# Available data:
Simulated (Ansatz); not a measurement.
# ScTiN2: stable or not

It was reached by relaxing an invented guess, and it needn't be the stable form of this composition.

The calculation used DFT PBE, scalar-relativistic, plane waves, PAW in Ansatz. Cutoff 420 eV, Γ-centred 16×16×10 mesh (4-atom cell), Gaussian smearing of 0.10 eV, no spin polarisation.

# Work item:
Whatever the material above holds, copy it over exactly, line by line.

# Result:
Simulated (Ansatz); not a measurement.
# ScTiN2: stable or not

It was reached by relaxing an invented guess, and it needn't be the stable form of this composition.

The calculation used DFT PBE, scalar-relativistic, plane waves, PAW in Ansatz. Cutoff 420 eV, Γ-centred 16×16×10 mesh (4-atom cell), Gaussian smearing of 0.10 eV, no spin polarisation.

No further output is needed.